## Exercise
Copy word for word, please, the lines of the entries below running from the one containing "Task: And the" to the one containing "Result: B = 108", both ends included.

---------- Information provided

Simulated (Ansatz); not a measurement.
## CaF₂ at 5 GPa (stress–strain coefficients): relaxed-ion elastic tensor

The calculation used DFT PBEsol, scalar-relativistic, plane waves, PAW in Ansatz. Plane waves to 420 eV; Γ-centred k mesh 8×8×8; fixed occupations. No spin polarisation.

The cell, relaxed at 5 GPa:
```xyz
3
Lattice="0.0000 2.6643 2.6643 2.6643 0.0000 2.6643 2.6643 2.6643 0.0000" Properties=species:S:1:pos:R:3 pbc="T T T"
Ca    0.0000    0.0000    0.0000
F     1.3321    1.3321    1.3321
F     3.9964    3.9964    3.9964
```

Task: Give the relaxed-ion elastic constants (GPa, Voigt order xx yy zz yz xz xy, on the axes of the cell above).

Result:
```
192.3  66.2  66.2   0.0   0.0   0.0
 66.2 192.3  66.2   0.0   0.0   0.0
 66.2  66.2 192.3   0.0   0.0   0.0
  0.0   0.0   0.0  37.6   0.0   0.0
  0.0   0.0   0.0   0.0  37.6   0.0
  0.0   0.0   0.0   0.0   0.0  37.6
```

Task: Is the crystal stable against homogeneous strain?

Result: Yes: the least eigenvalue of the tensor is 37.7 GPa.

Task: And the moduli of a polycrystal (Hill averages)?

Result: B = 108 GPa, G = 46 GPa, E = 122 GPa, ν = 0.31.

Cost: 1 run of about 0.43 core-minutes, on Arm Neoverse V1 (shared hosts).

--------------------

## Written response
Task: And the moduli of a polycrystal (Hill averages)?

Result: B = 108 GPa, G = 46 GPa, E = 122 GPa, ν = 0.31.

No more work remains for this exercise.